Print the records below word for word, beginning with the first line and ending once the line containing "System: C4H5FO2, numbered" is printed.

■ **Material provided**:
■ ■ ■ ■ ■ ■ ■
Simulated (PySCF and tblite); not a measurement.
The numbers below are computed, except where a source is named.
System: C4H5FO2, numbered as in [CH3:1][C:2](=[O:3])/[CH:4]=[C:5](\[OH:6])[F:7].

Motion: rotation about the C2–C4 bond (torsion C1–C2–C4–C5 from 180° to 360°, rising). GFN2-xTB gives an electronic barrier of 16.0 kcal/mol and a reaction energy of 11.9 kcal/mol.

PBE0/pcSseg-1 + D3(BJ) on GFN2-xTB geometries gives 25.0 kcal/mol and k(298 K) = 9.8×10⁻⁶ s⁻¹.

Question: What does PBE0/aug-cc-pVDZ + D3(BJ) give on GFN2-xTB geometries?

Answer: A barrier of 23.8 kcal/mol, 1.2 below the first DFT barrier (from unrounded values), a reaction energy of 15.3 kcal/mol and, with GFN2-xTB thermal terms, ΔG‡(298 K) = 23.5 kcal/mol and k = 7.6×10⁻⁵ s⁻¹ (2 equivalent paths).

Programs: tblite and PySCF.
■ ■ ■ ■ ■ ■ ■

■ **Exercise response**:
Simulated (PySCF and tblite); not a measurement.
The numbers below are computed, except where a source is named.
System: C4H5FO2, numbered as in [CH3:1][C:2](=[O:3])/[CH:4]=[C:5](\[OH:6])[F:7].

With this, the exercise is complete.